DATASET:
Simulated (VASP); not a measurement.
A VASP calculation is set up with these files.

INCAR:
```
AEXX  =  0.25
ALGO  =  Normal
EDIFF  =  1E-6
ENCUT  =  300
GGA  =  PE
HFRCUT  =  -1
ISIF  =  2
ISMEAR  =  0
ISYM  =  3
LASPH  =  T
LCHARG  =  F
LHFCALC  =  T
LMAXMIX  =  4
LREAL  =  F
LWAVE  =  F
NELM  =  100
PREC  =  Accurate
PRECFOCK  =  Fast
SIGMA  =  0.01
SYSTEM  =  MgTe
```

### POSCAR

WORK INSTRUCTION: Output the whole listing again, keeping every line identical.

ANSWER SPACE:
Simulated (VASP); not a measurement.
A VASP calculation is set up with these files.

INCAR:
```
AEXX  =  0.25
ALGO  =  Normal
EDIFF  =  1E-6
ENCUT  =  300
GGA  =  PE
HFRCUT  =  -1
ISIF  =  2
ISMEAR  =  0
ISYM  =  3
LASPH  =  T
LCHARG  =  F
LHFCALC  =  T
LMAXMIX  =  4
LREAL  =  F
LWAVE  =  F
NELM  =  100
PREC  =  Accurate
PRECFOCK  =  Fast
SIGMA  =  0.01
SYSTEM  =  MgTe
```

### POSCAR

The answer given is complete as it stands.